● Work instruction
Your task is to transcribe, without alteration, the lines from the top of the material below through the line bearing "DFT, PBE, PAW", inclusive.

● Information shown
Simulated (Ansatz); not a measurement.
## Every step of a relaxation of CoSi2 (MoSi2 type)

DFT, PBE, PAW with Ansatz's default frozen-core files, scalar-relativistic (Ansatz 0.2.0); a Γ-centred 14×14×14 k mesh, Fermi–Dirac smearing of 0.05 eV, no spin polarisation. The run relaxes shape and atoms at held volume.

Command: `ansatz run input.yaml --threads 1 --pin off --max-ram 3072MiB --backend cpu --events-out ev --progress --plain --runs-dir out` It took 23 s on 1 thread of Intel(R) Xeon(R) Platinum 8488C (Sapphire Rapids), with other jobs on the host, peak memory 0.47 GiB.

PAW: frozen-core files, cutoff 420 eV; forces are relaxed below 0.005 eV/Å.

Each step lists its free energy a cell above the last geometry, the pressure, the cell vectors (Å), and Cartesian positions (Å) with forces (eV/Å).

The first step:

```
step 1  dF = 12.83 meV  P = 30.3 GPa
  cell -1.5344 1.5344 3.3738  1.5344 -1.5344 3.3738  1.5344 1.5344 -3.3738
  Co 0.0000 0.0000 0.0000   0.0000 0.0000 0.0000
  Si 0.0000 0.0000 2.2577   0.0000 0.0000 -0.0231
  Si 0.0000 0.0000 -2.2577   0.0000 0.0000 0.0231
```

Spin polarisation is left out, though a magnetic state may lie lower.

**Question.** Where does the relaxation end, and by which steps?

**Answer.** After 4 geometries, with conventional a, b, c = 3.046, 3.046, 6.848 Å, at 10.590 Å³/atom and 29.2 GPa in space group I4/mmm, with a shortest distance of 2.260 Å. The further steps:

● Exercise answer
Simulated (Ansatz); not a measurement.
## Every step of a relaxation of CoSi2 (MoSi2 type)

DFT, PBE, PAW with Ansatz's default frozen-core files, scalar-relativistic (Ansatz 0.2.0); a Γ-centred 14×14×14 k mesh, Fermi–Dirac smearing of 0.05 eV, no spin polarisation. The run relaxes shape and atoms at held volume.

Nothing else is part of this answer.